⟨
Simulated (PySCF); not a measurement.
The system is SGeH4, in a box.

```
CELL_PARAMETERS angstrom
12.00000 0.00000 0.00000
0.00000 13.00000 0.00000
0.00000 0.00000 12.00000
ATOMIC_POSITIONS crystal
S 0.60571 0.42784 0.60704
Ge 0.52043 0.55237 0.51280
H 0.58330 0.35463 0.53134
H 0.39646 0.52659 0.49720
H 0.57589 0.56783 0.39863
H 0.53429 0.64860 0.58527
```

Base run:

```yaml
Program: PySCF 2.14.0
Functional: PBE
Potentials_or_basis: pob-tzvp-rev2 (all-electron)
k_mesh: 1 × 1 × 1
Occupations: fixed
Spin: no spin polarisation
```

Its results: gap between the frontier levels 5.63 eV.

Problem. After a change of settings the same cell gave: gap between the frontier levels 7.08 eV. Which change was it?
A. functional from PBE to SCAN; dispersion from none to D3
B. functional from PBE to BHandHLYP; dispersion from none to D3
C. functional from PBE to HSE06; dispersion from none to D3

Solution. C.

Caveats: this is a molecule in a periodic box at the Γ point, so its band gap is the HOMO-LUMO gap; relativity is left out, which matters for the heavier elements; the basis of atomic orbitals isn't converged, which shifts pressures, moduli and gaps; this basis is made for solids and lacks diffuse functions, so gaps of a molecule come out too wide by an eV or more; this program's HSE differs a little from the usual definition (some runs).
⟩

In your reply, restate exactly the lines from the start of the records above through the line holding "Solution. C.", including both, and nothing else.

Simulated (PySCF); not a measurement.
The system is SGeH4, in a box.

```
CELL_PARAMETERS angstrom
12.00000 0.00000 0.00000
0.00000 13.00000 0.00000
0.00000 0.00000 12.00000
ATOMIC_POSITIONS crystal
S 0.60571 0.42784 0.60704
Ge 0.52043 0.55237 0.51280
H 0.58330 0.35463 0.53134
H 0.39646 0.52659 0.49720
H 0.57589 0.56783 0.39863
H 0.53429 0.64860 0.58527
```

Base run:

```yaml
Program: PySCF 2.14.0
Functional: PBE
Potentials_or_basis: pob-tzvp-rev2 (all-electron)
k_mesh: 1 × 1 × 1
Occupations: fixed
Spin: no spin polarisation
```

Its results: gap between the frontier levels 5.63 eV.

Problem. After a change of settings the same cell gave: gap between the frontier levels 7.08 eV. Which change was it?
A. functional from PBE to SCAN; dispersion from none to D3
B. functional from PBE to BHandHLYP; dispersion from none to D3
C. functional from PBE to HSE06; dispersion from none to D3

Solution. C.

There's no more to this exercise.